EXERCISE — The entries should be given again in full. Alter nothing.

== Segment start ==
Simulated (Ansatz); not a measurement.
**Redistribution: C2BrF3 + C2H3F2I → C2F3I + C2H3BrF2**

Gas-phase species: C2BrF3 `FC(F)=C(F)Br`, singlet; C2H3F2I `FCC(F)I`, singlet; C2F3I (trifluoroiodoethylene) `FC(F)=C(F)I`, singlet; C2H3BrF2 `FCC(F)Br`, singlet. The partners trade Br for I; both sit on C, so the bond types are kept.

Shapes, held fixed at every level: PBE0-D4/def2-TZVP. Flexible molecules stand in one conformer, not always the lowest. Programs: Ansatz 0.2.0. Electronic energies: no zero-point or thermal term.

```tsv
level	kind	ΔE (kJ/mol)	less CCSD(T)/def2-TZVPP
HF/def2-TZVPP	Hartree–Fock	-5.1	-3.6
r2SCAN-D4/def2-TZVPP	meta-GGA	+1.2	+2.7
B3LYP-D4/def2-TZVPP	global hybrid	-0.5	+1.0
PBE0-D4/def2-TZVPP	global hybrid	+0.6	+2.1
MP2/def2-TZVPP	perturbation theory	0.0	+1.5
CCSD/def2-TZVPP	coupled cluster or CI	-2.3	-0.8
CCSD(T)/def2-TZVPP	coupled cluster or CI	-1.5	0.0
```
== Segment end ==

YOUR RESPONSE —
Simulated (Ansatz); not a measurement.
**Redistribution: C2BrF3 + C2H3F2I → C2F3I + C2H3BrF2**

Gas-phase species: C2BrF3 `FC(F)=C(F)Br`, singlet; C2H3F2I `FCC(F)I`, singlet; C2F3I (trifluoroiodoethylene) `FC(F)=C(F)I`, singlet; C2H3BrF2 `FCC(F)Br`, singlet. The partners trade Br for I; both sit on C, so the bond types are kept.

Shapes, held fixed at every level: PBE0-D4/def2-TZVP. Flexible molecules stand in one conformer, not always the lowest. Programs: Ansatz 0.2.0. Electronic energies: no zero-point or thermal term.

```tsv
level	kind	ΔE (kJ/mol)	less CCSD(T)/def2-TZVPP
HF/def2-TZVPP	Hartree–Fock	-5.1	-3.6
r2SCAN-D4/def2-TZVPP	meta-GGA	+1.2	+2.7
B3LYP-D4/def2-TZVPP	global hybrid	-0.5	+1.0
PBE0-D4/def2-TZVPP	global hybrid	+0.6	+2.1
MP2/def2-TZVPP	perturbation theory	0.0	+1.5
CCSD/def2-TZVPP	coupled cluster or CI	-2.3	-0.8
CCSD(T)/def2-TZVPP	coupled cluster or CI	-1.5	0.0
```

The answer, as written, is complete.